Required action:
In the data below, find the line containing "Spin–orbit coupling is", then set down that line and every later line up to and including the line containing "The runs use", exactly.

Supplied records:
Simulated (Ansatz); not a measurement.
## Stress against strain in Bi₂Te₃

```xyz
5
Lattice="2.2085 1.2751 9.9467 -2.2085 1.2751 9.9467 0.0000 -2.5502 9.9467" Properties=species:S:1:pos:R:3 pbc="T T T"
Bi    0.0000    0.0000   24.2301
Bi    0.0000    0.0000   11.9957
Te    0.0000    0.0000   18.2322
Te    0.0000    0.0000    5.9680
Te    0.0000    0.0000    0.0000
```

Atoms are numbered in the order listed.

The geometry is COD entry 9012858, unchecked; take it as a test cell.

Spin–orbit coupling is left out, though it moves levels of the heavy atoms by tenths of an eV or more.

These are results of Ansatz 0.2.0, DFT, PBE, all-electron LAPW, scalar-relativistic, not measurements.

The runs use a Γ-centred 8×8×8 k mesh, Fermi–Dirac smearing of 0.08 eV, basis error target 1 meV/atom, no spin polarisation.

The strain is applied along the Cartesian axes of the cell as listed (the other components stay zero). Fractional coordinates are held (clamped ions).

Task result:
Spin–orbit coupling is left out, though it moves levels of the heavy atoms by tenths of an eV or more.

These are results of Ansatz 0.2.0, DFT, PBE, all-electron LAPW, scalar-relativistic, not measurements.

The runs use a Γ-centred 8×8×8 k mesh, Fermi–Dirac smearing of 0.08 eV, basis error target 1 meV/atom, no spin polarisation.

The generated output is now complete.